Your task is to repeat each record verbatim, exactly as it was written.

:: RECORD EXTRACTS ::
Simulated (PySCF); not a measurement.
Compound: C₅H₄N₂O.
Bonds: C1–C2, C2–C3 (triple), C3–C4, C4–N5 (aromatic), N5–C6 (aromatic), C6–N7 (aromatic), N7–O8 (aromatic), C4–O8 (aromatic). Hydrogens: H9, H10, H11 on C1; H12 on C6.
:::

## ANSWER BOX
Simulated (PySCF); not a measurement.
Compound: C₅H₄N₂O.
Bonds: C1–C2, C2–C3 (triple), C3–C4, C4–N5 (aromatic), N5–C6 (aromatic), C6–N7 (aromatic), N7–O8 (aromatic), C4–O8 (aromatic). Hydrogens: H9, H10, H11 on C1; H12 on C6.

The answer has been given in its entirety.